(Work order): Reproduce every record exactly as given.

(Source material):
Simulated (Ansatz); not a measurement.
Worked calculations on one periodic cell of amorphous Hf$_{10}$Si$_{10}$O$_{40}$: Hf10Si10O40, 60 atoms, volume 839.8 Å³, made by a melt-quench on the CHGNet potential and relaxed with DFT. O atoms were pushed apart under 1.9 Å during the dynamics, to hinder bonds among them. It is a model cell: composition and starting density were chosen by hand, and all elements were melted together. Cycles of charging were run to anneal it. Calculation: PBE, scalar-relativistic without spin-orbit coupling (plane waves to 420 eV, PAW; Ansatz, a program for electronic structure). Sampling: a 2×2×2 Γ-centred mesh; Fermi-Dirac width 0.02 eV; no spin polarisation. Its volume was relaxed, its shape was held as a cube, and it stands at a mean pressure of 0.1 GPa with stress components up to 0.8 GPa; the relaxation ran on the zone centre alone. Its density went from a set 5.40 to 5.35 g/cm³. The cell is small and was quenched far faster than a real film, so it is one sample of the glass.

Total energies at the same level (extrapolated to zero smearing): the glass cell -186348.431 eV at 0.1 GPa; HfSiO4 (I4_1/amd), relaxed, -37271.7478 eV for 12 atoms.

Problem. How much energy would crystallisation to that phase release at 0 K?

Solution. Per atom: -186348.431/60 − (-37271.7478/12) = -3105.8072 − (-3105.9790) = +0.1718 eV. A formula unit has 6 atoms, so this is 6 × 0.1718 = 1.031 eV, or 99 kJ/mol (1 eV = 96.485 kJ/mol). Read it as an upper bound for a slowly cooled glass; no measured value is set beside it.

(Exercise solution):
Simulated (Ansatz); not a measurement.
Worked calculations on one periodic cell of amorphous Hf$_{10}$Si$_{10}$O$_{40}$: Hf10Si10O40, 60 atoms, volume 839.8 Å³, made by a melt-quench on the CHGNet potential and relaxed with DFT. O atoms were pushed apart under 1.9 Å during the dynamics, to hinder bonds among them. It is a model cell: composition and starting density were chosen by hand, and all elements were melted together. Cycles of charging were run to anneal it. Calculation: PBE, scalar-relativistic without spin-orbit coupling (plane waves to 420 eV, PAW; Ansatz, a program for electronic structure). Sampling: a 2×2×2 Γ-centred mesh; Fermi-Dirac width 0.02 eV; no spin polarisation. Its volume was relaxed, its shape was held as a cube, and it stands at a mean pressure of 0.1 GPa with stress components up to 0.8 GPa; the relaxation ran on the zone centre alone. Its density went from a set 5.40 to 5.35 g/cm³. The cell is small and was quenched far faster than a real film, so it is one sample of the glass.

Total energies at the same level (extrapolated to zero smearing): the glass cell -186348.431 eV at 0.1 GPa; HfSiO4 (I4_1/amd), relaxed, -37271.7478 eV for 12 atoms.

Problem. How much energy would crystallisation to that phase release at 0 K?

Solution. Per atom: -186348.431/60 − (-37271.7478/12) = -3105.8072 − (-3105.9790) = +0.1718 eV. A formula unit has 6 atoms, so this is 6 × 0.1718 = 1.031 eV, or 99 kJ/mol (1 eV = 96.485 kJ/mol). Read it as an upper bound for a slowly cooled glass; no measured value is set beside it.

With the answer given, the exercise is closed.